REQUIRED ACTION => A word-for-word transcription of all the data is required.

DATA LISTING =>
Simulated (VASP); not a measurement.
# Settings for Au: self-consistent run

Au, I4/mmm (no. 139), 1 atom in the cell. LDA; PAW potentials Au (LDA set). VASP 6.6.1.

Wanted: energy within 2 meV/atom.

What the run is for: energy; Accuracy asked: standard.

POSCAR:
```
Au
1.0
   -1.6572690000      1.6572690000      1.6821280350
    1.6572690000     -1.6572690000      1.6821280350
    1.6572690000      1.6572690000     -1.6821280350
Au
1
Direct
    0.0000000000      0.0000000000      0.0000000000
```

EXPECTED ANSWER =>
Simulated (VASP); not a measurement.
# Settings for Au: self-consistent run

Au, I4/mmm (no. 139), 1 atom in the cell. LDA; PAW potentials Au (LDA set). VASP 6.6.1.

Wanted: energy within 2 meV/atom.

What the run is for: energy; Accuracy asked: standard.

POSCAR:
```
Au
1.0
   -1.6572690000      1.6572690000      1.6821280350
    1.6572690000     -1.6572690000      1.6821280350
    1.6572690000      1.6572690000     -1.6821280350
Au
1
Direct
    0.0000000000      0.0000000000      0.0000000000
```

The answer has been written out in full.